Provided records:
┌──
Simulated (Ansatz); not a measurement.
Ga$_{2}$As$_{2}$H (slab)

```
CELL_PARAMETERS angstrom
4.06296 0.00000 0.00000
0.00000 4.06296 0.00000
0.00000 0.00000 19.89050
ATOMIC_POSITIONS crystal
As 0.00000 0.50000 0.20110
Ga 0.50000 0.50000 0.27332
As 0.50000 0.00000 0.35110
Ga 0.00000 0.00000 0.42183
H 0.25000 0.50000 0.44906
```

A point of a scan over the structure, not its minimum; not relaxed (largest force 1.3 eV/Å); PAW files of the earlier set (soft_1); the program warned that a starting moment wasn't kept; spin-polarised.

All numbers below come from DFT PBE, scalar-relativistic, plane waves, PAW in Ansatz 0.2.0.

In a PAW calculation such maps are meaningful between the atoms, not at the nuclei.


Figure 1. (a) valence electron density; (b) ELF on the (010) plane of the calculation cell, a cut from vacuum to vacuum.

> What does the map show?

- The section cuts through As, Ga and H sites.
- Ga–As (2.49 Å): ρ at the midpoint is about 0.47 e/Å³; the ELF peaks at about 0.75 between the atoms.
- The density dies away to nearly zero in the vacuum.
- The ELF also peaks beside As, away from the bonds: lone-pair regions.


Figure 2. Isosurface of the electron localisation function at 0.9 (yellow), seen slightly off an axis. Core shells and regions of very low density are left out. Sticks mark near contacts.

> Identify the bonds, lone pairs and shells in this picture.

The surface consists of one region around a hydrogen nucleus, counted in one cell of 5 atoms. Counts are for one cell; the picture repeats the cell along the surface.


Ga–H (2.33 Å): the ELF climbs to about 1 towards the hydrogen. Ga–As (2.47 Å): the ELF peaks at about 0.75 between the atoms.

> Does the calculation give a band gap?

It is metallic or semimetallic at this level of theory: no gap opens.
└──

Requirement:
The required output is the entries from their opening line through the line holding "a band gap?", repeated exactly, with both end lines kept.

Problem solution:
Simulated (Ansatz); not a measurement.
Ga$_{2}$As$_{2}$H (slab)

```
CELL_PARAMETERS angstrom
4.06296 0.00000 0.00000
0.00000 4.06296 0.00000
0.00000 0.00000 19.89050
ATOMIC_POSITIONS crystal
As 0.00000 0.50000 0.20110
Ga 0.50000 0.50000 0.27332
As 0.50000 0.00000 0.35110
Ga 0.00000 0.00000 0.42183
H 0.25000 0.50000 0.44906
```

A point of a scan over the structure, not its minimum; not relaxed (largest force 1.3 eV/Å); PAW files of the earlier set (soft_1); the program warned that a starting moment wasn't kept; spin-polarised.

All numbers below come from DFT PBE, scalar-relativistic, plane waves, PAW in Ansatz 0.2.0.

In a PAW calculation such maps are meaningful between the atoms, not at the nuclei.


Figure 1. (a) valence electron density; (b) ELF on the (010) plane of the calculation cell, a cut from vacuum to vacuum.

> What does the map show?

- The section cuts through As, Ga and H sites.
- Ga–As (2.49 Å): ρ at the midpoint is about 0.47 e/Å³; the ELF peaks at about 0.75 between the atoms.
- The density dies away to nearly zero in the vacuum.
- The ELF also peaks beside As, away from the bonds: lone-pair regions.


Figure 2. Isosurface of the electron localisation function at 0.9 (yellow), seen slightly off an axis. Core shells and regions of very low density are left out. Sticks mark near contacts.

> Identify the bonds, lone pairs and shells in this picture.

The surface consists of one region around a hydrogen nucleus, counted in one cell of 5 atoms. Counts are for one cell; the picture repeats the cell along the surface.


Ga–H (2.33 Å): the ELF climbs to about 1 towards the hydrogen. Ga–As (2.47 Å): the ELF peaks at about 0.75 between the atoms.

> Does the calculation give a band gap?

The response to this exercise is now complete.